Required action: The whole set of entries is to be restated word for word.

• • • • •

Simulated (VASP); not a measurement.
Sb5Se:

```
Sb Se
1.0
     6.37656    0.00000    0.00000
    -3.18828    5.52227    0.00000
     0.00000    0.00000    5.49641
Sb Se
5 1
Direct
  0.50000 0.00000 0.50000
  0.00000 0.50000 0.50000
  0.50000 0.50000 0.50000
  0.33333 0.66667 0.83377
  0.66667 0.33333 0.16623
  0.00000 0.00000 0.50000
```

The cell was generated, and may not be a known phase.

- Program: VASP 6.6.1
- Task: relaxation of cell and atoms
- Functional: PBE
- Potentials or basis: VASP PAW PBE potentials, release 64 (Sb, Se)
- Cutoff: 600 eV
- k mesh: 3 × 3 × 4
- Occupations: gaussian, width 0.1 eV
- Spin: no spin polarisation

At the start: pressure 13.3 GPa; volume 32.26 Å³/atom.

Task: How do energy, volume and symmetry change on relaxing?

• • • • •

Response:
Simulated (VASP); not a measurement.
Sb5Se:

```
Sb Se
1.0
     6.37656    0.00000    0.00000
    -3.18828    5.52227    0.00000
     0.00000    0.00000    5.49641
Sb Se
5 1
Direct
  0.50000 0.00000 0.50000
  0.00000 0.50000 0.50000
  0.50000 0.50000 0.50000
  0.33333 0.66667 0.83377
  0.66667 0.33333 0.16623
  0.00000 0.00000 0.50000
```

The cell was generated, and may not be a known phase.

- Program: VASP 6.6.1
- Task: relaxation of cell and atoms
- Functional: PBE
- Potentials or basis: VASP PAW PBE potentials, release 64 (Sb, Se)
- Cutoff: 600 eV
- k mesh: 3 × 3 × 4
- Occupations: gaussian, width 0.1 eV
- Spin: no spin polarisation

At the start: pressure 13.3 GPa; volume 32.26 Å³/atom.

Task: How do energy, volume and symmetry change on relaxing?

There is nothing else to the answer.